> _WORK INSTRUCTION_
From the top of the entries below through the line containing "Q: Put a parabola", return every line exactly as written, please, and stop there.

--- INPUT DATA Enclosed Below ---
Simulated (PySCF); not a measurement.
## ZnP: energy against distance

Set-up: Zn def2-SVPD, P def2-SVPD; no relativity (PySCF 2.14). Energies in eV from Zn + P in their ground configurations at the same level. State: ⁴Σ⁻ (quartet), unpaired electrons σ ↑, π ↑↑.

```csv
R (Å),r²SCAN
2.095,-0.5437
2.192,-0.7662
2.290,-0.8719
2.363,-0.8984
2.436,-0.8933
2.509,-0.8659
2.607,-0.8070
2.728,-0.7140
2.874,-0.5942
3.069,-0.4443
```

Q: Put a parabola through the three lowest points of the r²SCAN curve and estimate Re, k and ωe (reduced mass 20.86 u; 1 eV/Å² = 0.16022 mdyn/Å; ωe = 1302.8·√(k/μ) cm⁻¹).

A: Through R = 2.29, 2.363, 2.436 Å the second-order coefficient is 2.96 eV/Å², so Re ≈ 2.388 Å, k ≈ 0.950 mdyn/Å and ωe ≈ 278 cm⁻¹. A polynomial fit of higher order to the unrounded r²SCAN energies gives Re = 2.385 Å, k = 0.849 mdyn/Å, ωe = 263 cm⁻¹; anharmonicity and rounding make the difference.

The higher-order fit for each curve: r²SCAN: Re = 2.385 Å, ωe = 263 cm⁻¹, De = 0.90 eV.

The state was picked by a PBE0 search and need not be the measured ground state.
--- End of Enclosed INPUT DATA ---

> _YOUR SOLUTION_
Simulated (PySCF); not a measurement.
## ZnP: energy against distance

Set-up: Zn def2-SVPD, P def2-SVPD; no relativity (PySCF 2.14). Energies in eV from Zn + P in their ground configurations at the same level. State: ⁴Σ⁻ (quartet), unpaired electrons σ ↑, π ↑↑.

```csv
R (Å),r²SCAN
2.095,-0.5437
2.192,-0.7662
2.290,-0.8719
2.363,-0.8984
2.436,-0.8933
2.509,-0.8659
2.607,-0.8070
2.728,-0.7140
2.874,-0.5942
3.069,-0.4443
```

Q: Put a parabola through the three lowest points of the r²SCAN curve and estimate Re, k and ωe (reduced mass 20.86 u; 1 eV/Å² = 0.16022 mdyn/Å; ωe = 1302.8·√(k/μ) cm⁻¹).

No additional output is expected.